━━ Records shown ━━

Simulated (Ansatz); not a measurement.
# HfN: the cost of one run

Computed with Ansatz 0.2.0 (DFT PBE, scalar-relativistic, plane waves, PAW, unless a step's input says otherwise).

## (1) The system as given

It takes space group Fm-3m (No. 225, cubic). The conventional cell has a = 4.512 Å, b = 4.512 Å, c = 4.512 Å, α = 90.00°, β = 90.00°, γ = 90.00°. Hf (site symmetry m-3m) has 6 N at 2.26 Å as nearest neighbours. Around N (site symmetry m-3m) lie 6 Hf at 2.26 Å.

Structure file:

━━━

▶ Action item
Recopy all of the records verbatim.

▶ Written response
Simulated (Ansatz); not a measurement.
# HfN: the cost of one run

Computed with Ansatz 0.2.0 (DFT PBE, scalar-relativistic, plane waves, PAW, unless a step's input says otherwise).

## (1) The system as given

It takes space group Fm-3m (No. 225, cubic). The conventional cell has a = 4.512 Å, b = 4.512 Å, c = 4.512 Å, α = 90.00°, β = 90.00°, γ = 90.00°. Hf (site symmetry m-3m) has 6 N at 2.26 Å as nearest neighbours. Around N (site symmetry m-3m) lie 6 Hf at 2.26 Å.

Structure file:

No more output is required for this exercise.